● WORK REQUEST: Restate the records below word for word.

--- DATA EXTRACTS Enclosed Below ---
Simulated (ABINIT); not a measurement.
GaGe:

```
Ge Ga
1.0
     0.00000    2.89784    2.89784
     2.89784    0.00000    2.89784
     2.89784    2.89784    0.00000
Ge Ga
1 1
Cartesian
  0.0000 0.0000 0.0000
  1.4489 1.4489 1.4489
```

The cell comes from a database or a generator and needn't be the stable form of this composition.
--- End of Enclosed DATA EXTRACTS ---

● WORKED SOLUTION:
Simulated (ABINIT); not a measurement.
GaGe:

```
Ge Ga
1.0
     0.00000    2.89784    2.89784
     2.89784    0.00000    2.89784
     2.89784    2.89784    0.00000
Ge Ga
1 1
Cartesian
  0.0000 0.0000 0.0000
  1.4489 1.4489 1.4489
```

The cell comes from a database or a generator and needn't be the stable form of this composition.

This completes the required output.